- [TASK ITEM]:
In the listing below, find the line that contains "compare? (Best estimate.)" and the line that contains "from its direction.". Quote both and every line between them, exactly, and nothing more.

- [DATA FOR REVIEW]:
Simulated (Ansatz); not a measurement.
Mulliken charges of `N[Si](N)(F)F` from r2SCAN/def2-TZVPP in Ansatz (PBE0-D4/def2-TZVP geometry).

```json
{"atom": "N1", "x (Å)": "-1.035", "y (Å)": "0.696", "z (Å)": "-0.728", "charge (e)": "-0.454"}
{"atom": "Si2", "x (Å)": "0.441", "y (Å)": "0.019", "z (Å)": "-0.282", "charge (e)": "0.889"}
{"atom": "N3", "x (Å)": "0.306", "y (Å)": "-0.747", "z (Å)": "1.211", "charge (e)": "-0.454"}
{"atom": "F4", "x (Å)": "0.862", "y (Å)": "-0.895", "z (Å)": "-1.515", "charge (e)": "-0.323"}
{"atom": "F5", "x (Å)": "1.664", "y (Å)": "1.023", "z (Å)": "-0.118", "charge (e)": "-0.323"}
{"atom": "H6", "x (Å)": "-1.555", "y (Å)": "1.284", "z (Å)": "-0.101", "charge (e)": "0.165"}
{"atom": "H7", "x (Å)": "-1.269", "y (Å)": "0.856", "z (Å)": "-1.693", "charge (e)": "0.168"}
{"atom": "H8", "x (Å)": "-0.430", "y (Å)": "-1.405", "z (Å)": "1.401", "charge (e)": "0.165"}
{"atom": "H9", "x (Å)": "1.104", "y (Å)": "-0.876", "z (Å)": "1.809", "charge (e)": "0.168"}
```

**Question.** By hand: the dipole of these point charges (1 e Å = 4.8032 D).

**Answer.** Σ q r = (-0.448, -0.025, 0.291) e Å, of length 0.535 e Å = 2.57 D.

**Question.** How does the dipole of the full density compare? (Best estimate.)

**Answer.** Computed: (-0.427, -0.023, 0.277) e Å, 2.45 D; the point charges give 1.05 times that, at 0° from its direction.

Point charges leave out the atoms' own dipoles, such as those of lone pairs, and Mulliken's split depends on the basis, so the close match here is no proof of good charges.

- [ANSWER AREA]:
**Question.** How does the dipole of the full density compare? (Best estimate.)

**Answer.** Computed: (-0.427, -0.023, 0.277) e Å, 2.45 D; the point charges give 1.05 times that, at 0° from its direction.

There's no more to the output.